* [Work order]
Verbatim, and with nothing else, reproduce the data below from its first line through the line containing "Caveat: the cell".

********

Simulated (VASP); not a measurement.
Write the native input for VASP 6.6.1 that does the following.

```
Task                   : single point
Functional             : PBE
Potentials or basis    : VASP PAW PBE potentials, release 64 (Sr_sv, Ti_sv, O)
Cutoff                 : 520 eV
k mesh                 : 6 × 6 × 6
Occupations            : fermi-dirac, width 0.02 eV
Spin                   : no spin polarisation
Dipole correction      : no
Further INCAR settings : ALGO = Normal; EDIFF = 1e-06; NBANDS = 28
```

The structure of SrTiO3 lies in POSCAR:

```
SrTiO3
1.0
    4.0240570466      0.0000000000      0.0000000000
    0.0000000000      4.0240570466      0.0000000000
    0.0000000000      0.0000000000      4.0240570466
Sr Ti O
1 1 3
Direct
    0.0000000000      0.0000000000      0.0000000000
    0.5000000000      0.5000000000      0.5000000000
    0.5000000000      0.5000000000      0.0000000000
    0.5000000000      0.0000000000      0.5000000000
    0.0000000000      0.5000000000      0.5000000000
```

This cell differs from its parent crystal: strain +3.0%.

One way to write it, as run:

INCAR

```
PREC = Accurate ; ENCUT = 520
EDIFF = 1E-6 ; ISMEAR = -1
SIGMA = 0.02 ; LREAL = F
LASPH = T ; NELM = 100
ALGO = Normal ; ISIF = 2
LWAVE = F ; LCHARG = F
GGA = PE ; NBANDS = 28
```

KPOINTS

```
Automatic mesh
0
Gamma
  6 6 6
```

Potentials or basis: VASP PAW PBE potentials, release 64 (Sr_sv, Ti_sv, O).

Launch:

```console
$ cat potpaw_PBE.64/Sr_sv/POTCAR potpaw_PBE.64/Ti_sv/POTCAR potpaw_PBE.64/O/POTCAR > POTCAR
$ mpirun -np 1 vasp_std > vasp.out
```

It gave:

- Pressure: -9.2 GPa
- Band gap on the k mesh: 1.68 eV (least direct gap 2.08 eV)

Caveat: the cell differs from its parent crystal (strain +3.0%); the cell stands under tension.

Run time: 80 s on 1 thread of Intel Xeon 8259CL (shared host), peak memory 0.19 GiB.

********

* [Exercise answer]
Simulated (VASP); not a measurement.
Write the native input for VASP 6.6.1 that does the following.

```
Task                   : single point
Functional             : PBE
Potentials or basis    : VASP PAW PBE potentials, release 64 (Sr_sv, Ti_sv, O)
Cutoff                 : 520 eV
k mesh                 : 6 × 6 × 6
Occupations            : fermi-dirac, width 0.02 eV
Spin                   : no spin polarisation
Dipole correction      : no
Further INCAR settings : ALGO = Normal; EDIFF = 1e-06; NBANDS = 28
```

The structure of SrTiO3 lies in POSCAR:

```
SrTiO3
1.0
    4.0240570466      0.0000000000      0.0000000000
    0.0000000000      4.0240570466      0.0000000000
    0.0000000000      0.0000000000      4.0240570466
Sr Ti O
1 1 3
Direct
    0.0000000000      0.0000000000      0.0000000000
    0.5000000000      0.5000000000      0.5000000000
    0.5000000000      0.5000000000      0.0000000000
    0.5000000000      0.0000000000      0.5000000000
    0.0000000000      0.5000000000      0.5000000000
```

This cell differs from its parent crystal: strain +3.0%.

One way to write it, as run:

INCAR

```
PREC = Accurate ; ENCUT = 520
EDIFF = 1E-6 ; ISMEAR = -1
SIGMA = 0.02 ; LREAL = F
LASPH = T ; NELM = 100
ALGO = Normal ; ISIF = 2
LWAVE = F ; LCHARG = F
GGA = PE ; NBANDS = 28
```

KPOINTS

```
Automatic mesh
0
Gamma
  6 6 6
```

Potentials or basis: VASP PAW PBE potentials, release 64 (Sr_sv, Ti_sv, O).

Launch:

```console
$ cat potpaw_PBE.64/Sr_sv/POTCAR potpaw_PBE.64/Ti_sv/POTCAR potpaw_PBE.64/O/POTCAR > POTCAR
$ mpirun -np 1 vasp_std > vasp.out
```

It gave:

- Pressure: -9.2 GPa
- Band gap on the k mesh: 1.68 eV (least direct gap 2.08 eV)

Caveat: the cell differs from its parent crystal (strain +3.0%); the cell stands under tension.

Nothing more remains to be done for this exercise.